◆ **WORK INSTRUCTION**: In the entries that follow, the line with "C) C[SiH2]C(F)F" opens the range and the line with "D) CC[SiH](F)F" closes it; repeat that range exactly, both lines included.

◆ **INFORMATION PROVIDED**:
>>>

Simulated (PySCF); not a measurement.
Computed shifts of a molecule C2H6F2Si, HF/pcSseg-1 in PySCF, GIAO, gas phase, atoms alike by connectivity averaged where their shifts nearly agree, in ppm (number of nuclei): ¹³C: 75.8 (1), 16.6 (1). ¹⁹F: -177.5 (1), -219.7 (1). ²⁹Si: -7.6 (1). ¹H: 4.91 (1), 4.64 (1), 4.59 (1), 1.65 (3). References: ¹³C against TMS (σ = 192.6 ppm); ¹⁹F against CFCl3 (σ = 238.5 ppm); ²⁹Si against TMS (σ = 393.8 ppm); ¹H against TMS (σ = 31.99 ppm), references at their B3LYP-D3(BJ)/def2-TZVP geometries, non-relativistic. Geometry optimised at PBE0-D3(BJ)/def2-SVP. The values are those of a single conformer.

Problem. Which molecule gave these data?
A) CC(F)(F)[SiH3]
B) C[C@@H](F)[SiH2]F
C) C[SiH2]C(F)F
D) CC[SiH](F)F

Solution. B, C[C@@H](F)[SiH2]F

<<<

◆ **TASK OUTPUT**:
C) C[SiH2]C(F)F
D) CC[SiH](F)F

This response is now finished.